Extracted data
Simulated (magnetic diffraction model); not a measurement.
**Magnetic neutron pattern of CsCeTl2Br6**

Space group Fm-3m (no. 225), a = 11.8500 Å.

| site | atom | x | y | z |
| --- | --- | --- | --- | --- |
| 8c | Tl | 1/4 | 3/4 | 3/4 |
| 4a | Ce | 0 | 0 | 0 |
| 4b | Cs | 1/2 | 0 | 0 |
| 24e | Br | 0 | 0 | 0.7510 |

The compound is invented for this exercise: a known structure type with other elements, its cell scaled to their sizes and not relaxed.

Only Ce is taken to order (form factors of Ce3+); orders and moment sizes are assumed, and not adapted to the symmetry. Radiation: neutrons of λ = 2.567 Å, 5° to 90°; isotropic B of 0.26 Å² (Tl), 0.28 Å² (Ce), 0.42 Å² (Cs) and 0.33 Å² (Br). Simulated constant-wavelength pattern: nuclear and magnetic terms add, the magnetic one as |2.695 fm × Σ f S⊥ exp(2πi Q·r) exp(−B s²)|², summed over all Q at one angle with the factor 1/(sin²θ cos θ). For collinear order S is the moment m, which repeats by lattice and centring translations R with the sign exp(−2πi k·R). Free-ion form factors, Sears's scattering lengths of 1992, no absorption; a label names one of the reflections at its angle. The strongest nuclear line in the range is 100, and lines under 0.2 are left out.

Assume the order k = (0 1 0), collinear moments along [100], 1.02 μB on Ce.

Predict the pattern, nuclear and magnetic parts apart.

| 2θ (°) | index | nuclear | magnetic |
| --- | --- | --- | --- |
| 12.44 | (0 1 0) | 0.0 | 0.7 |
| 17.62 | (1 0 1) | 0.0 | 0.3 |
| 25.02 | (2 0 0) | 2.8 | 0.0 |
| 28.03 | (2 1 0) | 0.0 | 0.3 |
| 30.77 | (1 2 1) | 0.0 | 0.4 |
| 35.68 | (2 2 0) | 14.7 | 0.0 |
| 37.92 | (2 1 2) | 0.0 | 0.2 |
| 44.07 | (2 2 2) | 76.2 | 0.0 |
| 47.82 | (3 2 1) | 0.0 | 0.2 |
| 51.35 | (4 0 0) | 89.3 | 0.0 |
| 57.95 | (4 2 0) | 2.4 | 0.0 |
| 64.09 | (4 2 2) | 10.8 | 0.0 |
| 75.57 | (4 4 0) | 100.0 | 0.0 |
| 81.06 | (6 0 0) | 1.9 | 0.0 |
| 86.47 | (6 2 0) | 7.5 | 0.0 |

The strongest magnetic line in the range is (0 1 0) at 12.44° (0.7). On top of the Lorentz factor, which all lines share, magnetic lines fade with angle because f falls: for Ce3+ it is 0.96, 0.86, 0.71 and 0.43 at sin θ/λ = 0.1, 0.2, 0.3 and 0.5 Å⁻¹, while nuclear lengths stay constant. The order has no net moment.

Assignment
Copy the records above faithfully. Begin at their first line, end at the line containing "The compound is", and include nothing else.

Response area
Simulated (magnetic diffraction model); not a measurement.
**Magnetic neutron pattern of CsCeTl2Br6**

Space group Fm-3m (no. 225), a = 11.8500 Å.

| site | atom | x | y | z |
| --- | --- | --- | --- | --- |
| 8c | Tl | 1/4 | 3/4 | 3/4 |
| 4a | Ce | 0 | 0 | 0 |
| 4b | Cs | 1/2 | 0 | 0 |
| 24e | Br | 0 | 0 | 0.7510 |

The compound is invented for this exercise: a known structure type with other elements, its cell scaled to their sizes and not relaxed.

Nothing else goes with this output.